**Given information**
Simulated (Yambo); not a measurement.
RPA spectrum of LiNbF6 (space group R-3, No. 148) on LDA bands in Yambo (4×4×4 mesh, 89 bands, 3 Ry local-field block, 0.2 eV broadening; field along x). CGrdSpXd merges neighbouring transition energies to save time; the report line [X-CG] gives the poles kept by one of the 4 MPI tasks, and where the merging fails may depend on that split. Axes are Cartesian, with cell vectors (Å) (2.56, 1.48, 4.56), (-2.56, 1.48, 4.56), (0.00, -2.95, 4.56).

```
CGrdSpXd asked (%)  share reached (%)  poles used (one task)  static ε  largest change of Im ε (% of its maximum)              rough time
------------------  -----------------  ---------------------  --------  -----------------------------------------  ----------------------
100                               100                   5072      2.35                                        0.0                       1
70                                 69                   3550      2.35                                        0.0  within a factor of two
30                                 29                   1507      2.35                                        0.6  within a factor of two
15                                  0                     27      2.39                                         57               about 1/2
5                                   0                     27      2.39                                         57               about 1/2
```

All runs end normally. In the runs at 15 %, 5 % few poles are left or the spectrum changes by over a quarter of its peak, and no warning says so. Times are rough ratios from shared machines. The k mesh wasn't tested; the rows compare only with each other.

**Work order**
The response must consist solely of the lines from the first line of the entries through the line containing "RPA spectrum of", repeated exactly.

**Response area**
Simulated (Yambo); not a measurement.
RPA spectrum of LiNbF6 (space group R-3, No. 148) on LDA bands in Yambo (4×4×4 mesh, 89 bands, 3 Ry local-field block, 0.2 eV broadening; field along x). CGrdSpXd merges neighbouring transition energies to save time; the report line [X-CG] gives the poles kept by one of the 4 MPI tasks, and where the merging fails may depend on that split. Axes are Cartesian, with cell vectors (Å) (2.56, 1.48, 4.56), (-2.56, 1.48, 4.56), (0.00, -2.95, 4.56).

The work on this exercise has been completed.